- [EXERCISE]
All entries below must be given again exactly as they stand.

- [SUPPLIED DATA]
<<<<

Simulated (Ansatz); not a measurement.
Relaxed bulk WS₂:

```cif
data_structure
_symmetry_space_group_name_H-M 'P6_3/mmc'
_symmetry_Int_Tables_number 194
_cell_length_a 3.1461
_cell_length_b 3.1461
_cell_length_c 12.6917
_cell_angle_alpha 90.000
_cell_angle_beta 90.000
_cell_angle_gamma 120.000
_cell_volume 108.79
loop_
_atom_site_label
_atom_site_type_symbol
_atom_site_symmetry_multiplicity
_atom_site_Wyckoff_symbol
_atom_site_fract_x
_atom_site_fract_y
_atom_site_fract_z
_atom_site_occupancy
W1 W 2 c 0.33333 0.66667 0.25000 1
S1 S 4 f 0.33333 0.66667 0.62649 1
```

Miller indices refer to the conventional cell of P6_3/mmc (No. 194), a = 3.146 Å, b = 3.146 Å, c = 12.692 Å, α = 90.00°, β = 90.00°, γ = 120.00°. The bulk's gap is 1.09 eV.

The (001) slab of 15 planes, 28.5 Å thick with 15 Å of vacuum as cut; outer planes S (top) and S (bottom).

>>>>

- [ANSWER AREA]
Simulated (Ansatz); not a measurement.
Relaxed bulk WS₂:

```cif
data_structure
_symmetry_space_group_name_H-M 'P6_3/mmc'
_symmetry_Int_Tables_number 194
_cell_length_a 3.1461
_cell_length_b 3.1461
_cell_length_c 12.6917
_cell_angle_alpha 90.000
_cell_angle_beta 90.000
_cell_angle_gamma 120.000
_cell_volume 108.79
loop_
_atom_site_label
_atom_site_type_symbol
_atom_site_symmetry_multiplicity
_atom_site_Wyckoff_symbol
_atom_site_fract_x
_atom_site_fract_y
_atom_site_fract_z
_atom_site_occupancy
W1 W 2 c 0.33333 0.66667 0.25000 1
S1 S 4 f 0.33333 0.66667 0.62649 1
```

Miller indices refer to the conventional cell of P6_3/mmc (No. 194), a = 3.146 Å, b = 3.146 Å, c = 12.692 Å, α = 90.00°, β = 90.00°, γ = 120.00°. The bulk's gap is 1.09 eV.

The (001) slab of 15 planes, 28.5 Å thick with 15 Å of vacuum as cut; outer planes S (top) and S (bottom).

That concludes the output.